_Entries provided_:
§ §

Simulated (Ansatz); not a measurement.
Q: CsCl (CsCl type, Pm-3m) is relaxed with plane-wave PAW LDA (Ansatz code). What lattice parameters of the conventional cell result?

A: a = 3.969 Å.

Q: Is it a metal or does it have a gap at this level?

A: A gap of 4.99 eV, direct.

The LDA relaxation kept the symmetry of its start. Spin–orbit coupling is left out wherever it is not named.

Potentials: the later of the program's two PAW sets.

§ §

_Work item_: Each entry shown above is to be duplicated exactly.

_Written reply_:
Simulated (Ansatz); not a measurement.
Q: CsCl (CsCl type, Pm-3m) is relaxed with plane-wave PAW LDA (Ansatz code). What lattice parameters of the conventional cell result?

A: a = 3.969 Å.

Q: Is it a metal or does it have a gap at this level?

A: A gap of 4.99 eV, direct.

The LDA relaxation kept the symmetry of its start. Spin–orbit coupling is left out wherever it is not named.

Potentials: the later of the program's two PAW sets.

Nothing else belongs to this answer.